**DATASET:**
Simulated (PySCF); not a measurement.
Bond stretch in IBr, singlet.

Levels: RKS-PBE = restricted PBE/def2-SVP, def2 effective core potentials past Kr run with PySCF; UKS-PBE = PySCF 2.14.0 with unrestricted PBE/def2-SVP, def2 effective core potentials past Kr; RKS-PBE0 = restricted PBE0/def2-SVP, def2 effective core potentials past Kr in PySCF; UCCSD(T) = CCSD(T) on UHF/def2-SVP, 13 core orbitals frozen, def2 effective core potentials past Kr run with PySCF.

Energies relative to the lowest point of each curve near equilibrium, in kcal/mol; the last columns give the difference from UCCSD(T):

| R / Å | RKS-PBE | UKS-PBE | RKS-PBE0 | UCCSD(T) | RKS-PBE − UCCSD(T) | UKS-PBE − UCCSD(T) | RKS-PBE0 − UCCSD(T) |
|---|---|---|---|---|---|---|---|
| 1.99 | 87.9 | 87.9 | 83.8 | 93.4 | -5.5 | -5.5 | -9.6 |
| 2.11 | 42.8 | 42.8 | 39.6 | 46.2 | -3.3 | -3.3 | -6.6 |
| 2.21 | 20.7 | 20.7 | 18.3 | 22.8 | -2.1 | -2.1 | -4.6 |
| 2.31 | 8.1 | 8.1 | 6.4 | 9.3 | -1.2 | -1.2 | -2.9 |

**REQUIREMENT:**
Give back exactly what runs from the first line of the listing above to the line that contains "Energies relative to", keeping both end lines.

**TASK RESPONSE:**
Simulated (PySCF); not a measurement.
Bond stretch in IBr, singlet.

Levels: RKS-PBE = restricted PBE/def2-SVP, def2 effective core potentials past Kr run with PySCF; UKS-PBE = PySCF 2.14.0 with unrestricted PBE/def2-SVP, def2 effective core potentials past Kr; RKS-PBE0 = restricted PBE0/def2-SVP, def2 effective core potentials past Kr in PySCF; UCCSD(T) = CCSD(T) on UHF/def2-SVP, 13 core orbitals frozen, def2 effective core potentials past Kr run with PySCF.

Energies relative to the lowest point of each curve near equilibrium, in kcal/mol; the last columns give the difference from UCCSD(T):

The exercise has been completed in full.